Start of Provided information

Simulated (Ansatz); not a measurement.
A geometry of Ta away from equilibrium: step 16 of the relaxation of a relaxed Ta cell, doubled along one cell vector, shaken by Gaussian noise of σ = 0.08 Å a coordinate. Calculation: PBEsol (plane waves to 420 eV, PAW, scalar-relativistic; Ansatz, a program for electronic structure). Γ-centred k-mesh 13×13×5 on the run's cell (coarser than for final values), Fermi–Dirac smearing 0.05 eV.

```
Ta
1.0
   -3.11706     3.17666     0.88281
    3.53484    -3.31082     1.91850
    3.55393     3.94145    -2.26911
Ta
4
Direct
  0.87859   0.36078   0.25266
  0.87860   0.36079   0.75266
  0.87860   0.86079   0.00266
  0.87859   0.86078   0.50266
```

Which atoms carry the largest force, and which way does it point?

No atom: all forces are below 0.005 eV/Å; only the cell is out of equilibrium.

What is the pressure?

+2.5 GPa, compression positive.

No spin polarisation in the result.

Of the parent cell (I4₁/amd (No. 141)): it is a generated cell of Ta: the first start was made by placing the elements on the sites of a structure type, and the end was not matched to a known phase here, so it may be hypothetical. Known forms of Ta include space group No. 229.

End of Provided information

▶ **Work request**
The full listing above should be repeated without omission.

▶ **Exercise result**
Simulated (Ansatz); not a measurement.
A geometry of Ta away from equilibrium: step 16 of the relaxation of a relaxed Ta cell, doubled along one cell vector, shaken by Gaussian noise of σ = 0.08 Å a coordinate. Calculation: PBEsol (plane waves to 420 eV, PAW, scalar-relativistic; Ansatz, a program for electronic structure). Γ-centred k-mesh 13×13×5 on the run's cell (coarser than for final values), Fermi–Dirac smearing 0.05 eV.

```
Ta
1.0
   -3.11706     3.17666     0.88281
    3.53484    -3.31082     1.91850
    3.55393     3.94145    -2.26911
Ta
4
Direct
  0.87859   0.36078   0.25266
  0.87860   0.36079   0.75266
  0.87860   0.86079   0.00266
  0.87859   0.86078   0.50266
```

Which atoms carry the largest force, and which way does it point?

No atom: all forces are below 0.005 eV/Å; only the cell is out of equilibrium.

What is the pressure?

+2.5 GPa, compression positive.

No spin polarisation in the result.

Of the parent cell (I4₁/amd (No. 141)): it is a generated cell of Ta: the first start was made by placing the elements on the sites of a structure type, and the end was not matched to a known phase here, so it may be hypothetical. Known forms of Ta include space group No. 229.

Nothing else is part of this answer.